## Required action
Please copy, character for character, each line from the beginning of the listing to the line containing "Quantum ESPRESSO's pw.x.", including both.

BEGIN Information given
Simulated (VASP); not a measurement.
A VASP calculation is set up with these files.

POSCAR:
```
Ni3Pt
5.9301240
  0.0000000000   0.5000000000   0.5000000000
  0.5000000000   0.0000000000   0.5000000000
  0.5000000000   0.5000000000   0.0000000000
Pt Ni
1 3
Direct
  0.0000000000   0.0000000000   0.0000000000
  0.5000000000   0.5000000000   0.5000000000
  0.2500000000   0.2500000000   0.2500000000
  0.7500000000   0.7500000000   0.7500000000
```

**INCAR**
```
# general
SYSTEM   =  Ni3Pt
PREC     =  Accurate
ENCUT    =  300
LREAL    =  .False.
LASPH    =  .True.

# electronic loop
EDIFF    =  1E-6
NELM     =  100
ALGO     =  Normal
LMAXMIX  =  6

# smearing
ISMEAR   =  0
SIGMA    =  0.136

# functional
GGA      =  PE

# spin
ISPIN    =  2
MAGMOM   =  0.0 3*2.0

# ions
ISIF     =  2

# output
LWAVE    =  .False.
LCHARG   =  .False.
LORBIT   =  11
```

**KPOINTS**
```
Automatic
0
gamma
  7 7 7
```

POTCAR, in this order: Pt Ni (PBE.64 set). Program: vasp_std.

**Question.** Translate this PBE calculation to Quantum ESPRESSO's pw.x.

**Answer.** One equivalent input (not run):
END Information given

## Worked solution
Simulated (VASP); not a measurement.
A VASP calculation is set up with these files.

POSCAR:
```
Ni3Pt
5.9301240
  0.0000000000   0.5000000000   0.5000000000
  0.5000000000   0.0000000000   0.5000000000
  0.5000000000   0.5000000000   0.0000000000
Pt Ni
1 3
Direct
  0.0000000000   0.0000000000   0.0000000000
  0.5000000000   0.5000000000   0.5000000000
  0.2500000000   0.2500000000   0.2500000000
  0.7500000000   0.7500000000   0.7500000000
```

**INCAR**
```
# general
SYSTEM   =  Ni3Pt
PREC     =  Accurate
ENCUT    =  300
LREAL    =  .False.
LASPH    =  .True.

# electronic loop
EDIFF    =  1E-6
NELM     =  100
ALGO     =  Normal
LMAXMIX  =  6

# smearing
ISMEAR   =  0
SIGMA    =  0.136

# functional
GGA      =  PE

# spin
ISPIN    =  2
MAGMOM   =  0.0 3*2.0

# ions
ISIF     =  2

# output
LWAVE    =  .False.
LCHARG   =  .False.
LORBIT   =  11
```

**KPOINTS**
```
Automatic
0
gamma
  7 7 7
```

POTCAR, in this order: Pt Ni (PBE.64 set). Program: vasp_std.

**Question.** Translate this PBE calculation to Quantum ESPRESSO's pw.x.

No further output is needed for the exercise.